» **Data shown**:
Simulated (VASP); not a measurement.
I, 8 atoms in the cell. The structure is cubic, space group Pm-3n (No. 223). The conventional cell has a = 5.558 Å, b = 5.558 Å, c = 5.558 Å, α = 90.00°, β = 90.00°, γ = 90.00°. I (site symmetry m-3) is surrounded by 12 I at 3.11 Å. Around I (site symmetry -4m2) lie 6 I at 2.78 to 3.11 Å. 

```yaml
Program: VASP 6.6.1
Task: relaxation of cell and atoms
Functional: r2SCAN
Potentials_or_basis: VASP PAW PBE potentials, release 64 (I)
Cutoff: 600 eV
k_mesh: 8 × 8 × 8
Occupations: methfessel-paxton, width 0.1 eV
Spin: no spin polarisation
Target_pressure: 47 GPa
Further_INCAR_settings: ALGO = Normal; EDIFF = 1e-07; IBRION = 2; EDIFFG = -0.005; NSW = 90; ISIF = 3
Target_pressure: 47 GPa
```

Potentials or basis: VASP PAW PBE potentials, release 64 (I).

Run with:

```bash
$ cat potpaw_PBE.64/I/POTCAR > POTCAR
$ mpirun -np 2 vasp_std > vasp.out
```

» **Work task**: Please repeat the whole listing above, keeping every line exactly as it reads.

» **Response**:
Simulated (VASP); not a measurement.
I, 8 atoms in the cell. The structure is cubic, space group Pm-3n (No. 223). The conventional cell has a = 5.558 Å, b = 5.558 Å, c = 5.558 Å, α = 90.00°, β = 90.00°, γ = 90.00°. I (site symmetry m-3) is surrounded by 12 I at 3.11 Å. Around I (site symmetry -4m2) lie 6 I at 2.78 to 3.11 Å. 

```yaml
Program: VASP 6.6.1
Task: relaxation of cell and atoms
Functional: r2SCAN
Potentials_or_basis: VASP PAW PBE potentials, release 64 (I)
Cutoff: 600 eV
k_mesh: 8 × 8 × 8
Occupations: methfessel-paxton, width 0.1 eV
Spin: no spin polarisation
Target_pressure: 47 GPa
Further_INCAR_settings: ALGO = Normal; EDIFF = 1e-07; IBRION = 2; EDIFFG = -0.005; NSW = 90; ISIF = 3
Target_pressure: 47 GPa
```

Potentials or basis: VASP PAW PBE potentials, release 64 (I).

Run with:

```bash
$ cat potpaw_PBE.64/I/POTCAR > POTCAR
$ mpirun -np 2 vasp_std > vasp.out
```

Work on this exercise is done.